══ Source material

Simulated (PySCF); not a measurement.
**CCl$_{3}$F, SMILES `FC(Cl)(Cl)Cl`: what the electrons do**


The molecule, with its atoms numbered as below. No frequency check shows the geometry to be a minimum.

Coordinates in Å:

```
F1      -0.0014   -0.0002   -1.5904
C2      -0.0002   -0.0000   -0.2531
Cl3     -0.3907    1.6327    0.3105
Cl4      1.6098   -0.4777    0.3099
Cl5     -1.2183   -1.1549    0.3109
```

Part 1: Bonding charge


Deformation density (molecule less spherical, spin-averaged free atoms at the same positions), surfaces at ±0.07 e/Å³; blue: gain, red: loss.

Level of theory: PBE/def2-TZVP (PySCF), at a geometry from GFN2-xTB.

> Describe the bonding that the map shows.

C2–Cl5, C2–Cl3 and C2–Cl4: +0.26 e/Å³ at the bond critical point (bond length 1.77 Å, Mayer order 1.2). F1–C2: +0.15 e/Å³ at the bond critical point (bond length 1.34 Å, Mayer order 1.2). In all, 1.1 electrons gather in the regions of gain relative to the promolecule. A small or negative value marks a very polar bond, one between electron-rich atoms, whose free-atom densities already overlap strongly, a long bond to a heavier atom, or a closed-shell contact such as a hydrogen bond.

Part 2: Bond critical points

════

● Requirement: Out of the entries above, write out only the lines between the line holding "The molecule, with" and the line holding "Deformation density (molecule", inclusive, each exactly as given.

● Task output:
The molecule, with its atoms numbered as below. No frequency check shows the geometry to be a minimum.

Coordinates in Å:

```
F1      -0.0014   -0.0002   -1.5904
C2      -0.0002   -0.0000   -0.2531
Cl3     -0.3907    1.6327    0.3105
Cl4      1.6098   -0.4777    0.3099
Cl5     -1.2183   -1.1549    0.3109
```

Part 1: Bonding charge


Deformation density (molecule less spherical, spin-averaged free atoms at the same positions), surfaces at ±0.07 e/Å³; blue: gain, red: loss.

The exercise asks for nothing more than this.